Brief: Transcribe the records below exactly, from their first line through the line containing "The input geometry". Omit every line after it.

Entries shown:
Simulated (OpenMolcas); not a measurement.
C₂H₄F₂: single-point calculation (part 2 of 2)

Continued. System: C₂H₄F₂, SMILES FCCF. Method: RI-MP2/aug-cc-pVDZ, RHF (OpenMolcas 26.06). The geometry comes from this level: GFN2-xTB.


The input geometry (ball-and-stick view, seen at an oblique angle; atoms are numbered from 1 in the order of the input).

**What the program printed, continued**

Answer space:
Simulated (OpenMolcas); not a measurement.
C₂H₄F₂: single-point calculation (part 2 of 2)

Continued. System: C₂H₄F₂, SMILES FCCF. Method: RI-MP2/aug-cc-pVDZ, RHF (OpenMolcas 26.06). The geometry comes from this level: GFN2-xTB.


The input geometry (ball-and-stick view, seen at an oblique angle; atoms are numbered from 1 in the order of the input).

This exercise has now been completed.